Please reproduce verbatim the lines below, from the first through the one with "Answer: -0.1 GPa.".

◇ ◇ ◇ ◇ ◇

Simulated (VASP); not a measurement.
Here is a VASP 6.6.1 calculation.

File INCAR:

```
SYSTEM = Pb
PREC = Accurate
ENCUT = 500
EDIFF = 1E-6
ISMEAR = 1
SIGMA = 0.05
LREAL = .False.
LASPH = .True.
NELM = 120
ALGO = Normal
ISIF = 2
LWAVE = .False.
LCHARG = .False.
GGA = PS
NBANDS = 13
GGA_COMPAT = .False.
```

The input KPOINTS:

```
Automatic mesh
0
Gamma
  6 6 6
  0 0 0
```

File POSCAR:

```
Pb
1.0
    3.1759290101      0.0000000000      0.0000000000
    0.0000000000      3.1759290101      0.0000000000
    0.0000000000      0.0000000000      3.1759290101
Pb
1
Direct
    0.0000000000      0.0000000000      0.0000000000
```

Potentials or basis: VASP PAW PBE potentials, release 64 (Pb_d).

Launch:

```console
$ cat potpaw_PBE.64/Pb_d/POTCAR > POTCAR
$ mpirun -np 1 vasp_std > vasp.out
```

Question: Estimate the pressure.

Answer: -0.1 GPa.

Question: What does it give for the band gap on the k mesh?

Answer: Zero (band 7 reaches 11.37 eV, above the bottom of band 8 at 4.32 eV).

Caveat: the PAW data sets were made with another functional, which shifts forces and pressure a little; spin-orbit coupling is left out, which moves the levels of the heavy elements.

◇ ◇ ◇ ◇ ◇

--- EXPECTED ANSWER ---
Simulated (VASP); not a measurement.
Here is a VASP 6.6.1 calculation.

File INCAR:

```
SYSTEM = Pb
PREC = Accurate
ENCUT = 500
EDIFF = 1E-6
ISMEAR = 1
SIGMA = 0.05
LREAL = .False.
LASPH = .True.
NELM = 120
ALGO = Normal
ISIF = 2
LWAVE = .False.
LCHARG = .False.
GGA = PS
NBANDS = 13
GGA_COMPAT = .False.
```

The input KPOINTS:

```
Automatic mesh
0
Gamma
  6 6 6
  0 0 0
```

File POSCAR:

```
Pb
1.0
    3.1759290101      0.0000000000      0.0000000000
    0.0000000000      3.1759290101      0.0000000000
    0.0000000000      0.0000000000      3.1759290101
Pb
1
Direct
    0.0000000000      0.0000000000      0.0000000000
```

Potentials or basis: VASP PAW PBE potentials, release 64 (Pb_d).

Launch:

```console
$ cat potpaw_PBE.64/Pb_d/POTCAR > POTCAR
$ mpirun -np 1 vasp_std > vasp.out
```

Question: Estimate the pressure.

Answer: -0.1 GPa.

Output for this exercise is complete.